□ □ □ □ □

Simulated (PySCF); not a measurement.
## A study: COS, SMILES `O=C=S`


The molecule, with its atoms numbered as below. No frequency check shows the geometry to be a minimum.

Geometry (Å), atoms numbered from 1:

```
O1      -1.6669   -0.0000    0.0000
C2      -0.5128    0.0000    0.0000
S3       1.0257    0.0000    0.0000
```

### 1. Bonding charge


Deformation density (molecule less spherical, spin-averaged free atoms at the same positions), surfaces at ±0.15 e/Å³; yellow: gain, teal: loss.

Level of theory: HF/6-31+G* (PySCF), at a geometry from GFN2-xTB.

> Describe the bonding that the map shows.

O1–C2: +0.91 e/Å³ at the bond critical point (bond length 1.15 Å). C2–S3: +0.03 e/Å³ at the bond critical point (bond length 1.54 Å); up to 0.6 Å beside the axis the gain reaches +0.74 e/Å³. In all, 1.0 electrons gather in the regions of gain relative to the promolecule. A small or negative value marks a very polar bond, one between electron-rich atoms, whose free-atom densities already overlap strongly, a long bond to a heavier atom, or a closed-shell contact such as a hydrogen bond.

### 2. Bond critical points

□ □ □ □ □

> Assignment: The answer is every entry, copied word for word.

> Solution:
Simulated (PySCF); not a measurement.
## A study: COS, SMILES `O=C=S`


The molecule, with its atoms numbered as below. No frequency check shows the geometry to be a minimum.

Geometry (Å), atoms numbered from 1:

```
O1      -1.6669   -0.0000    0.0000
C2      -0.5128    0.0000    0.0000
S3       1.0257    0.0000    0.0000
```

### 1. Bonding charge


Deformation density (molecule less spherical, spin-averaged free atoms at the same positions), surfaces at ±0.15 e/Å³; yellow: gain, teal: loss.

Level of theory: HF/6-31+G* (PySCF), at a geometry from GFN2-xTB.

> Describe the bonding that the map shows.

O1–C2: +0.91 e/Å³ at the bond critical point (bond length 1.15 Å). C2–S3: +0.03 e/Å³ at the bond critical point (bond length 1.54 Å); up to 0.6 Å beside the axis the gain reaches +0.74 e/Å³. In all, 1.0 electrons gather in the regions of gain relative to the promolecule. A small or negative value marks a very polar bond, one between electron-rich atoms, whose free-atom densities already overlap strongly, a long bond to a heavier atom, or a closed-shell contact such as a hydrogen bond.

### 2. Bond critical points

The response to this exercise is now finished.